Copy out, exactly, the first line of the entries below and every line after it through the one containing "# Computed records: AlN".

▶ _INFORMATION SHOWN_:
+ + +

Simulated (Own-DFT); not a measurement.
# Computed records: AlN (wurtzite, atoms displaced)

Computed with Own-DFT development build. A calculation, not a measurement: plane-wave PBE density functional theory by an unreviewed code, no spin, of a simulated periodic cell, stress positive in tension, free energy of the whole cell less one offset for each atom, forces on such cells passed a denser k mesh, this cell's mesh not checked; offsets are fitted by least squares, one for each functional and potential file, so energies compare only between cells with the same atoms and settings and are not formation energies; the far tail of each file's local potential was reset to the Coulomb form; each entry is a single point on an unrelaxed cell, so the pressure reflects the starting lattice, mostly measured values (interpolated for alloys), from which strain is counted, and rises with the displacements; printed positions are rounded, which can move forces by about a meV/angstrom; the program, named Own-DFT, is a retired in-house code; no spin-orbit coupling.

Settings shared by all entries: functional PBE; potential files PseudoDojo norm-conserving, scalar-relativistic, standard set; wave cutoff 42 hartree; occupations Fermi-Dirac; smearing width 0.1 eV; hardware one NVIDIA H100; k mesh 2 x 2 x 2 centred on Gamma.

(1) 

+ + +

▶ _EXPECTED ANSWER_:
Simulated (Own-DFT); not a measurement.
# Computed records: AlN (wurtzite, atoms displaced)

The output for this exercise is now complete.